Action item — Below are entries; output exactly the lines from the one with "(1) B (105.75), D" to the one with "106.21 | 5.71 |", both included, and nothing else.

Raw data —
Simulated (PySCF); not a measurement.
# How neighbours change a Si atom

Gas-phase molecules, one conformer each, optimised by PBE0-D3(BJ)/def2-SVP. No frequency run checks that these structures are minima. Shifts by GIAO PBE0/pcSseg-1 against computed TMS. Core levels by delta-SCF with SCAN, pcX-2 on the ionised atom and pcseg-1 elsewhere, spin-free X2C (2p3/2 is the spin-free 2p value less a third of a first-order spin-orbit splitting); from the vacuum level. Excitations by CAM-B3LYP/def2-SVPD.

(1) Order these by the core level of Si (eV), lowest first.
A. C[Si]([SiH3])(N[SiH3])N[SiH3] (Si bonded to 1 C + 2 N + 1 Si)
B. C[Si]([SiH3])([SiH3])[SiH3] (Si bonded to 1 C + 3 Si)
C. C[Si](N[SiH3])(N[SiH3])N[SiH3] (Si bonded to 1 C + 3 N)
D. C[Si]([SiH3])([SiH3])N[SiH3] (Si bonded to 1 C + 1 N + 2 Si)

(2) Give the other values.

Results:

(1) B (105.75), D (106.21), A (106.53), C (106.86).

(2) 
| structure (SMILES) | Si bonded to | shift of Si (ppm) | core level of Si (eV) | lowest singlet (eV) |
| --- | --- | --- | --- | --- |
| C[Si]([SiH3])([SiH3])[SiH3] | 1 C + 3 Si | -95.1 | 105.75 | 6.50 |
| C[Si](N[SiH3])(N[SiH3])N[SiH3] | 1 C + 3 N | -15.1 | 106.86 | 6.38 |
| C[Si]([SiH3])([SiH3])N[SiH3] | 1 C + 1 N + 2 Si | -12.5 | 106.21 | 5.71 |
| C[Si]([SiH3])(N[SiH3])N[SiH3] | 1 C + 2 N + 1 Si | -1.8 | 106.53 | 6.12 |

Response —
(1) B (105.75), D (106.21), A (106.53), C (106.86).

(2) 
| structure (SMILES) | Si bonded to | shift of Si (ppm) | core level of Si (eV) | lowest singlet (eV) |
| --- | --- | --- | --- | --- |
| C[Si]([SiH3])([SiH3])[SiH3] | 1 C + 3 Si | -95.1 | 105.75 | 6.50 |
| C[Si](N[SiH3])(N[SiH3])N[SiH3] | 1 C + 3 N | -15.1 | 106.86 | 6.38 |
| C[Si]([SiH3])([SiH3])N[SiH3] | 1 C + 1 N + 2 Si | -12.5 | 106.21 | 5.71 |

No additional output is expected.